========

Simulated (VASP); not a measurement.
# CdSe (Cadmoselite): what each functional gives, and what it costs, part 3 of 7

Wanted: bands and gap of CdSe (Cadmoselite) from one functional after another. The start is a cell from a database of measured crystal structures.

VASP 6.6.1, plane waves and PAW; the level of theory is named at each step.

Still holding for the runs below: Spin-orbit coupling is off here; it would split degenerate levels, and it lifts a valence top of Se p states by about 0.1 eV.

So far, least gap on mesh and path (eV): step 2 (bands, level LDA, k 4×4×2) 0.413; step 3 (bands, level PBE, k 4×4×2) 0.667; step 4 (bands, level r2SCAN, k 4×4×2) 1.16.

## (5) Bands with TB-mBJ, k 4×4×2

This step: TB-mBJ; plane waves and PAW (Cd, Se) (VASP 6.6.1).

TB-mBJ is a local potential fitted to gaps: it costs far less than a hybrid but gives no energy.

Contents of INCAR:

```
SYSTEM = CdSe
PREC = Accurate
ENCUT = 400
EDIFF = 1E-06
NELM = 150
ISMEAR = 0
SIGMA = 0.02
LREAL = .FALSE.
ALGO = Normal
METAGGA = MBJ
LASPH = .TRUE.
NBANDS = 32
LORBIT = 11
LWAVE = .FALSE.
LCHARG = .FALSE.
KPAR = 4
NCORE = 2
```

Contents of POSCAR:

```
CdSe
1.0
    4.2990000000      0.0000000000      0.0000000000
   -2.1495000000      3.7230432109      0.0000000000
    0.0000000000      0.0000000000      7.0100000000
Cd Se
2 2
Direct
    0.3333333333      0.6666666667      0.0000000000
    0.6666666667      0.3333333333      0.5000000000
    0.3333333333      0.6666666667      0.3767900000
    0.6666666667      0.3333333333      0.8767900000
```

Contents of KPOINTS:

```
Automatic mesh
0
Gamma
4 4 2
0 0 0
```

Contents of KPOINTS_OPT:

========

■ Brief ■
Give back precisely the lines above that start at the line containing "VASP 6.6.1, plane" and end at the line containing "This step: TB-mBJ;", inclusive. No other lines belong in the output.

■ Answer space ■
VASP 6.6.1, plane waves and PAW; the level of theory is named at each step.

Still holding for the runs below: Spin-orbit coupling is off here; it would split degenerate levels, and it lifts a valence top of Se p states by about 0.1 eV.

So far, least gap on mesh and path (eV): step 2 (bands, level LDA, k 4×4×2) 0.413; step 3 (bands, level PBE, k 4×4×2) 0.667; step 4 (bands, level r2SCAN, k 4×4×2) 1.16.

## (5) Bands with TB-mBJ, k 4×4×2

This step: TB-mBJ; plane waves and PAW (Cd, Se) (VASP 6.6.1).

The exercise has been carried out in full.